DATA FOR REVIEW ▸
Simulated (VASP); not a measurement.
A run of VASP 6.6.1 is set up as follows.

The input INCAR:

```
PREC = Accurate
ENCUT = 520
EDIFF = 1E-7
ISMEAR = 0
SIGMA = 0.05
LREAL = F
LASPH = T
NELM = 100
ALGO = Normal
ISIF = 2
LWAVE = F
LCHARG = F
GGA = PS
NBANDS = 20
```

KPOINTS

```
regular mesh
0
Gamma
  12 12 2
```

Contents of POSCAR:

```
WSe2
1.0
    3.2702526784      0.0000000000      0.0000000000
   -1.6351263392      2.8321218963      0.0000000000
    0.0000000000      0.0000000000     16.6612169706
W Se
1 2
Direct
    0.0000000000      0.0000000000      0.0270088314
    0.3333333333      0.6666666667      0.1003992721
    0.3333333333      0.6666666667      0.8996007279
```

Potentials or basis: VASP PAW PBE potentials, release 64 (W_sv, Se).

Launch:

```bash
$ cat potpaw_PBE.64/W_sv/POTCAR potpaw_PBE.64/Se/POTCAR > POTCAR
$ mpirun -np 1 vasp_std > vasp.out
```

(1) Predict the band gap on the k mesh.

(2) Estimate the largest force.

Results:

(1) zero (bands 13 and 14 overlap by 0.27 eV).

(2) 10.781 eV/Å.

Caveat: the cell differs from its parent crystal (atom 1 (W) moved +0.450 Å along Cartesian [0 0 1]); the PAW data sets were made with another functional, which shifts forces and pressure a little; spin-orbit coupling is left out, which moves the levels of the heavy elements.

ACTION ITEM ▸ Give an exact copy of the lines above from the line with "(1) Predict the band gap on the k mesh." up to and including the line with "(2) 10.781 eV/Å.", and leave everything else out.

RESPONSE BOX ▸
(1) Predict the band gap on the k mesh.

(2) Estimate the largest force.

Results:

(1) zero (bands 13 and 14 overlap by 0.27 eV).

(2) 10.781 eV/Å.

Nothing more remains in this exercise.